» DATA RECORDS
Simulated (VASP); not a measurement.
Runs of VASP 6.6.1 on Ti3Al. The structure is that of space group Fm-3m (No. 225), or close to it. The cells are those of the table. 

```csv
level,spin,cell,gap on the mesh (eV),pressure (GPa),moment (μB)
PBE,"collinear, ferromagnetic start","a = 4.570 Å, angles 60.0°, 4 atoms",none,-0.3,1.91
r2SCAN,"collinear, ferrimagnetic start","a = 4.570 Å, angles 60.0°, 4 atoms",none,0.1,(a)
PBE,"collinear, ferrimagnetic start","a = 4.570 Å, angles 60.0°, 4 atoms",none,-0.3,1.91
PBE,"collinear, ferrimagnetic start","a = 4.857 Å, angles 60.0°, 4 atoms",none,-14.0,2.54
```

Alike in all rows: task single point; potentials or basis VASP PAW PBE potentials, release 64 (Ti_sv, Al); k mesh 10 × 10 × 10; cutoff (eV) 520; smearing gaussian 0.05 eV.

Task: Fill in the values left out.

» WORK REQUEST
In full and exactly as written, the listing is to be copied again.

» YOUR SOLUTION
Simulated (VASP); not a measurement.
Runs of VASP 6.6.1 on Ti3Al. The structure is that of space group Fm-3m (No. 225), or close to it. The cells are those of the table. 

```csv
level,spin,cell,gap on the mesh (eV),pressure (GPa),moment (μB)
PBE,"collinear, ferromagnetic start","a = 4.570 Å, angles 60.0°, 4 atoms",none,-0.3,1.91
r2SCAN,"collinear, ferrimagnetic start","a = 4.570 Å, angles 60.0°, 4 atoms",none,0.1,(a)
PBE,"collinear, ferrimagnetic start","a = 4.570 Å, angles 60.0°, 4 atoms",none,-0.3,1.91
PBE,"collinear, ferrimagnetic start","a = 4.857 Å, angles 60.0°, 4 atoms",none,-14.0,2.54
```

Alike in all rows: task single point; potentials or basis VASP PAW PBE potentials, release 64 (Ti_sv, Al); k mesh 10 × 10 × 10; cutoff (eV) 520; smearing gaussian 0.05 eV.

Task: Fill in the values left out.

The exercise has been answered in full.